Work instruction →
Output all of the listing, leaving every line exactly as written.

·····

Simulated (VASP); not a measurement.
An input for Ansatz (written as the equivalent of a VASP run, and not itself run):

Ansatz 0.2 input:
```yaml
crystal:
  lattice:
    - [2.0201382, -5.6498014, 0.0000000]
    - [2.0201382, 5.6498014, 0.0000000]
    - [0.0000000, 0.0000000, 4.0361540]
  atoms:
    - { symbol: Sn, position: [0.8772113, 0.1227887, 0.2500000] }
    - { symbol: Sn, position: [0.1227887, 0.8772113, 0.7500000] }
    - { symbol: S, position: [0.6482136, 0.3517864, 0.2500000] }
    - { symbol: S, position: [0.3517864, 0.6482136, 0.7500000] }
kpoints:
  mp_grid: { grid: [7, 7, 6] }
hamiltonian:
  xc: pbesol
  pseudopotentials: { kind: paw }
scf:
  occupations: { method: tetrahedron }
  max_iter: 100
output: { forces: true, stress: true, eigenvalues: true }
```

·····

Response →
Simulated (VASP); not a measurement.
An input for Ansatz (written as the equivalent of a VASP run, and not itself run):

Ansatz 0.2 input:
```yaml
crystal:
  lattice:
    - [2.0201382, -5.6498014, 0.0000000]
    - [2.0201382, 5.6498014, 0.0000000]
    - [0.0000000, 0.0000000, 4.0361540]
  atoms:
    - { symbol: Sn, position: [0.8772113, 0.1227887, 0.2500000] }
    - { symbol: Sn, position: [0.1227887, 0.8772113, 0.7500000] }
    - { symbol: S, position: [0.6482136, 0.3517864, 0.2500000] }
    - { symbol: S, position: [0.3517864, 0.6482136, 0.7500000] }
kpoints:
  mp_grid: { grid: [7, 7, 6] }
hamiltonian:
  xc: pbesol
  pseudopotentials: { kind: paw }
scf:
  occupations: { method: tetrahedron }
  max_iter: 100
output: { forces: true, stress: true, eigenvalues: true }
```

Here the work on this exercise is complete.